● **DATASET CONTENT**
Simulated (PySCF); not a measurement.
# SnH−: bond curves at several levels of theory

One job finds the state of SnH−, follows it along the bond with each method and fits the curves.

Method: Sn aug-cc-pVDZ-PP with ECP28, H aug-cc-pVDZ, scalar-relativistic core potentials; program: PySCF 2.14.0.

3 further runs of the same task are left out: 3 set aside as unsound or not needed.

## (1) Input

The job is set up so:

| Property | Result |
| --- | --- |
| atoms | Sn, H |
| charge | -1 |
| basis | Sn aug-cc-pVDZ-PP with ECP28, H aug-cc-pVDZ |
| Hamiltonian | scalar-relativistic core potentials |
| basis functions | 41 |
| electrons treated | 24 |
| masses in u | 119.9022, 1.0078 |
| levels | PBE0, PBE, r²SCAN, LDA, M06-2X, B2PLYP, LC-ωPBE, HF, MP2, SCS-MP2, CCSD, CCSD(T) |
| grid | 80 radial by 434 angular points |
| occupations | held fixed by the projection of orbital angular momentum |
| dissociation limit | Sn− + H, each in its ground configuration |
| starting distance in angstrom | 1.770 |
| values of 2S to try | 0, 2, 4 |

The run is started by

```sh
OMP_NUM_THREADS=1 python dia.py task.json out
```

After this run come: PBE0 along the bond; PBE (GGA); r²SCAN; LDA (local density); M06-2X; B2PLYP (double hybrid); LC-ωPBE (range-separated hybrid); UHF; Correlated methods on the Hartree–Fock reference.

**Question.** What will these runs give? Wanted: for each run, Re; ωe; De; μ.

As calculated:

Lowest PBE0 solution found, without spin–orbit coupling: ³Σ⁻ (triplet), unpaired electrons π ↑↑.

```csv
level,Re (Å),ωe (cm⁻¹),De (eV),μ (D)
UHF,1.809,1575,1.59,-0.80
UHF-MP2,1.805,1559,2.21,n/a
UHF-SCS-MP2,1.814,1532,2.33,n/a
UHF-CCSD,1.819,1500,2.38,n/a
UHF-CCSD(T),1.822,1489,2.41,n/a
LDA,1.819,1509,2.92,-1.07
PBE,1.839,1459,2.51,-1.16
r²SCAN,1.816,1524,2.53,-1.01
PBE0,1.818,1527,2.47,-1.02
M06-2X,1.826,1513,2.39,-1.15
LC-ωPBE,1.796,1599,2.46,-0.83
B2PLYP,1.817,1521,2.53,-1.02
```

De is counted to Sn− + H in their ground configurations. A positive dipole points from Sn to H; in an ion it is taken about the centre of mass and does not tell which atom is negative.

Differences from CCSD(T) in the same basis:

● **ACTIVITY**
Among the entries above, the lines between the ones containing "CCSD, CCSD(T) |" and "try | 0, 2, 4 |", inclusive, are to be transcribed exactly. No other line is to be given.

● **TASK RESULT**
| levels | PBE0, PBE, r²SCAN, LDA, M06-2X, B2PLYP, LC-ωPBE, HF, MP2, SCS-MP2, CCSD, CCSD(T) |
| grid | 80 radial by 434 angular points |
| occupations | held fixed by the projection of orbital angular momentum |
| dissociation limit | Sn− + H, each in its ground configuration |
| starting distance in angstrom | 1.770 |
| values of 2S to try | 0, 2, 4 |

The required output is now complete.